** Work instruction **
Copy the entries exactly, through the "Several settings changed" line.

** Data for review **
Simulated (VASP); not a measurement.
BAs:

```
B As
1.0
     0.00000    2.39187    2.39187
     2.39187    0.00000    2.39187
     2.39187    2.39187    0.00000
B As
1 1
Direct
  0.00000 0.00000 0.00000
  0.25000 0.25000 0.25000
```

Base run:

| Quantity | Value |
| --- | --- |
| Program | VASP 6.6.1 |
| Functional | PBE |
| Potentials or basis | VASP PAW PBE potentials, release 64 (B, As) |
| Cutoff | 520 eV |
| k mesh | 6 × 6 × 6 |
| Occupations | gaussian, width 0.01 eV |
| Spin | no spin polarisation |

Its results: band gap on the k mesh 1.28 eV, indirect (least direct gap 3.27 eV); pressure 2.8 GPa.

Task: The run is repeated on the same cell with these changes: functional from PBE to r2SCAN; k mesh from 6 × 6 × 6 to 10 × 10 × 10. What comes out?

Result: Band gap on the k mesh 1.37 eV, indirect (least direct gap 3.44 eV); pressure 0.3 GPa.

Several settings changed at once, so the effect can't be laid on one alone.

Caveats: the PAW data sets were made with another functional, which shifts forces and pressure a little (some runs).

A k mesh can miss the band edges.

** Task answer **
Simulated (VASP); not a measurement.
BAs:

```
B As
1.0
     0.00000    2.39187    2.39187
     2.39187    0.00000    2.39187
     2.39187    2.39187    0.00000
B As
1 1
Direct
  0.00000 0.00000 0.00000
  0.25000 0.25000 0.25000
```

Base run:

| Quantity | Value |
| --- | --- |
| Program | VASP 6.6.1 |
| Functional | PBE |
| Potentials or basis | VASP PAW PBE potentials, release 64 (B, As) |
| Cutoff | 520 eV |
| k mesh | 6 × 6 × 6 |
| Occupations | gaussian, width 0.01 eV |
| Spin | no spin polarisation |

Its results: band gap on the k mesh 1.28 eV, indirect (least direct gap 3.27 eV); pressure 2.8 GPa.

Task: The run is repeated on the same cell with these changes: functional from PBE to r2SCAN; k mesh from 6 × 6 × 6 to 10 × 10 × 10. What comes out?

Result: Band gap on the k mesh 1.37 eV, indirect (least direct gap 3.44 eV); pressure 0.3 GPa.

Several settings changed at once, so the effect can't be laid on one alone.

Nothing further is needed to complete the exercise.